Content starts
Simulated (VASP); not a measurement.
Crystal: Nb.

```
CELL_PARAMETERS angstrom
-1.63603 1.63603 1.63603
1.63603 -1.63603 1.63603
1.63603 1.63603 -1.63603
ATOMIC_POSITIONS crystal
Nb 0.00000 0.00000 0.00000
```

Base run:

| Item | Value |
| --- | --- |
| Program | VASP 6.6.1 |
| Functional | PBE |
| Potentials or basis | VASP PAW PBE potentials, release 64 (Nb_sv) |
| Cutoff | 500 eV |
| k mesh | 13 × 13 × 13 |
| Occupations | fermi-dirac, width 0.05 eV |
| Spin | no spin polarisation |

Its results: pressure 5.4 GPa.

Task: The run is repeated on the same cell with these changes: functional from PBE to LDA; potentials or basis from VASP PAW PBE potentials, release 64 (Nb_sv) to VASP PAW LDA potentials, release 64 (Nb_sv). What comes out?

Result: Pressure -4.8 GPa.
Content ends

▸ WORK ITEM
Everything from the line with "VASP 6.6.1 |" through the line with "Task: The run" should be written out exactly as it appears above, end lines included, and nothing outside that range.

▸ EXERCISE RESULT
| Program | VASP 6.6.1 |
| Functional | PBE |
| Potentials or basis | VASP PAW PBE potentials, release 64 (Nb_sv) |
| Cutoff | 500 eV |
| k mesh | 13 × 13 × 13 |
| Occupations | fermi-dirac, width 0.05 eV |
| Spin | no spin polarisation |

Its results: pressure 5.4 GPa.

Task: The run is repeated on the same cell with these changes: functional from PBE to LDA; potentials or basis from VASP PAW PBE potentials, release 64 (Nb_sv) to VASP PAW LDA potentials, release 64 (Nb_sv). What comes out?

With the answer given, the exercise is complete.